» REQUIRED ACTION
Return each line exactly as written. Begin with the first line of the entries and end with the line that has "Over 19 steps".

◆ ◆ ◆ ◆ ◆ ◆ ◆
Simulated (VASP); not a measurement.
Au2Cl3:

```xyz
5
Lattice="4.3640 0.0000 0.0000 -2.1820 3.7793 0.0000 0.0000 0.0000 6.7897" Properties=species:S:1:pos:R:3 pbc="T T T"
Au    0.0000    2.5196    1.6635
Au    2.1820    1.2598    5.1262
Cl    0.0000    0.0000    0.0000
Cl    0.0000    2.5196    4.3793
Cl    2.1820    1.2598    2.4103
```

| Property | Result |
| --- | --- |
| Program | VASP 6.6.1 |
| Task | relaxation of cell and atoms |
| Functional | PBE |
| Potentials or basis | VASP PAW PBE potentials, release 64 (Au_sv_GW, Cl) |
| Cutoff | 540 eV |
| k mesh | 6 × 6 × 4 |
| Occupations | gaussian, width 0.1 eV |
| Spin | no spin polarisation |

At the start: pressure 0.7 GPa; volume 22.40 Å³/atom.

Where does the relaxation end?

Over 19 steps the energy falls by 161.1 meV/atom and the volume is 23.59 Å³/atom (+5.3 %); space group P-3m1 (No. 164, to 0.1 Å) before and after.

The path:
◆ ◆ ◆ ◆ ◆ ◆ ◆

» SOLUTION
Simulated (VASP); not a measurement.
Au2Cl3:

```xyz
5
Lattice="4.3640 0.0000 0.0000 -2.1820 3.7793 0.0000 0.0000 0.0000 6.7897" Properties=species:S:1:pos:R:3 pbc="T T T"
Au    0.0000    2.5196    1.6635
Au    2.1820    1.2598    5.1262
Cl    0.0000    0.0000    0.0000
Cl    0.0000    2.5196    4.3793
Cl    2.1820    1.2598    2.4103
```

| Property | Result |
| --- | --- |
| Program | VASP 6.6.1 |
| Task | relaxation of cell and atoms |
| Functional | PBE |
| Potentials or basis | VASP PAW PBE potentials, release 64 (Au_sv_GW, Cl) |
| Cutoff | 540 eV |
| k mesh | 6 × 6 × 4 |
| Occupations | gaussian, width 0.1 eV |
| Spin | no spin polarisation |

At the start: pressure 0.7 GPa; volume 22.40 Å³/atom.

Where does the relaxation end?

Over 19 steps the energy falls by 161.1 meV/atom and the volume is 23.59 Å³/atom (+5.3 %); space group P-3m1 (No. 164, to 0.1 Å) before and after.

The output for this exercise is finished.